EXERCISE: Reproduce the records below word for word.

DATA EXTRACTS:
═══
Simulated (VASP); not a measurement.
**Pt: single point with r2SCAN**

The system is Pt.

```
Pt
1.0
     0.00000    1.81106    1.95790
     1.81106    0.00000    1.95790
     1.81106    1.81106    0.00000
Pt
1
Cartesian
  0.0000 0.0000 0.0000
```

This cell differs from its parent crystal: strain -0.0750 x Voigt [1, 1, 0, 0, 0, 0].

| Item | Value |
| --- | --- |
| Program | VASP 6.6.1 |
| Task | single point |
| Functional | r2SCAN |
═══

ANSWER BOX:
Simulated (VASP); not a measurement.
**Pt: single point with r2SCAN**

The system is Pt.

```
Pt
1.0
     0.00000    1.81106    1.95790
     1.81106    0.00000    1.95790
     1.81106    1.81106    0.00000
Pt
1
Cartesian
  0.0000 0.0000 0.0000
```

This cell differs from its parent crystal: strain -0.0750 x Voigt [1, 1, 0, 0, 0, 0].

| Item | Value |
| --- | --- |
| Program | VASP 6.6.1 |
| Task | single point |
| Functional | r2SCAN |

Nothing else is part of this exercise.